● **Assigned task**
Every entry must be copied word for word.

<<<<

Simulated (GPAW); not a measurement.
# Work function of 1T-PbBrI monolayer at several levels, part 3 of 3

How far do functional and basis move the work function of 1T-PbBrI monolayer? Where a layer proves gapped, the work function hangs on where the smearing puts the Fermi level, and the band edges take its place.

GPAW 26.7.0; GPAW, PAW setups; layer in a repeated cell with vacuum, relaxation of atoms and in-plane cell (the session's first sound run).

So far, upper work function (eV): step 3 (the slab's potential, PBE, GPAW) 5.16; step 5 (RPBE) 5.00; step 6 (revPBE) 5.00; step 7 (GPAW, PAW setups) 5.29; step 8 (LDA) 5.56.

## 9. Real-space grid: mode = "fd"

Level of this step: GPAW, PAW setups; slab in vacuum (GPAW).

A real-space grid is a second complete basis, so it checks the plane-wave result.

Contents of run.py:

>>>>

● **Problem solution**
Simulated (GPAW); not a measurement.
# Work function of 1T-PbBrI monolayer at several levels, part 3 of 3

How far do functional and basis move the work function of 1T-PbBrI monolayer? Where a layer proves gapped, the work function hangs on where the smearing puts the Fermi level, and the band edges take its place.

GPAW 26.7.0; GPAW, PAW setups; layer in a repeated cell with vacuum, relaxation of atoms and in-plane cell (the session's first sound run).

So far, upper work function (eV): step 3 (the slab's potential, PBE, GPAW) 5.16; step 5 (RPBE) 5.00; step 6 (revPBE) 5.00; step 7 (GPAW, PAW setups) 5.29; step 8 (LDA) 5.56.

## 9. Real-space grid: mode = "fd"

Level of this step: GPAW, PAW setups; slab in vacuum (GPAW).

A real-space grid is a second complete basis, so it checks the plane-wave result.

Contents of run.py:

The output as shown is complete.